Source information -
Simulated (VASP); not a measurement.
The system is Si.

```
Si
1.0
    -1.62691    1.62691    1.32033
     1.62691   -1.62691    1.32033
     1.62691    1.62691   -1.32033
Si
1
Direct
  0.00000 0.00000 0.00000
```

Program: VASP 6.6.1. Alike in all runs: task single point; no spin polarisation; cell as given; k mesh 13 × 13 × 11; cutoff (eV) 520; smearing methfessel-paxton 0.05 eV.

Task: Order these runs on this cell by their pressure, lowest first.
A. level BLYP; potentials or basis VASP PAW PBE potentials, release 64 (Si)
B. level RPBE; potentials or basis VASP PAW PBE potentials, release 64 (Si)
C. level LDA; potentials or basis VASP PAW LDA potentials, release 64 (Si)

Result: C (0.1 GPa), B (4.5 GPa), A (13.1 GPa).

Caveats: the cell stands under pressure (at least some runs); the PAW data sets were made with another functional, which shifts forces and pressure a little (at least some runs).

Exercise - Output must consist only of the listing's lines from the first through the line with "C. level LDA;", reproduced word for word.

Written response -
Simulated (VASP); not a measurement.
The system is Si.

```
Si
1.0
    -1.62691    1.62691    1.32033
     1.62691   -1.62691    1.32033
     1.62691    1.62691   -1.32033
Si
1
Direct
  0.00000 0.00000 0.00000
```

Program: VASP 6.6.1. Alike in all runs: task single point; no spin polarisation; cell as given; k mesh 13 × 13 × 11; cutoff (eV) 520; smearing methfessel-paxton 0.05 eV.

Task: Order these runs on this cell by their pressure, lowest first.
A. level BLYP; potentials or basis VASP PAW PBE potentials, release 64 (Si)
B. level RPBE; potentials or basis VASP PAW PBE potentials, release 64 (Si)
C. level LDA; potentials or basis VASP PAW LDA potentials, release 64 (Si)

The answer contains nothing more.